**SUPPLIED DATA:**
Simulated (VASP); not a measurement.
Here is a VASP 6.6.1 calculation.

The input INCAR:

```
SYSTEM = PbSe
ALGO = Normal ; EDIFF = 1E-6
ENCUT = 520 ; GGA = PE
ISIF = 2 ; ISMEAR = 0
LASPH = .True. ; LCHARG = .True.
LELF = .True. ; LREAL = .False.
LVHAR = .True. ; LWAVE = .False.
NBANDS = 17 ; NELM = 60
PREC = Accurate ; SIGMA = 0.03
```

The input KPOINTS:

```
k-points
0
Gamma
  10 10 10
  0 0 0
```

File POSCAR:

**TASK ITEM:**
Could you print the material above once more, exactly as it stands?

**YOUR RESPONSE:**
Simulated (VASP); not a measurement.
Here is a VASP 6.6.1 calculation.

The input INCAR:

```
SYSTEM = PbSe
ALGO = Normal ; EDIFF = 1E-6
ENCUT = 520 ; GGA = PE
ISIF = 2 ; ISMEAR = 0
LASPH = .True. ; LCHARG = .True.
LELF = .True. ; LREAL = .False.
LVHAR = .True. ; LWAVE = .False.
NBANDS = 17 ; NELM = 60
PREC = Accurate ; SIGMA = 0.03
```

The input KPOINTS:

```
k-points
0
Gamma
  10 10 10
  0 0 0
```

File POSCAR:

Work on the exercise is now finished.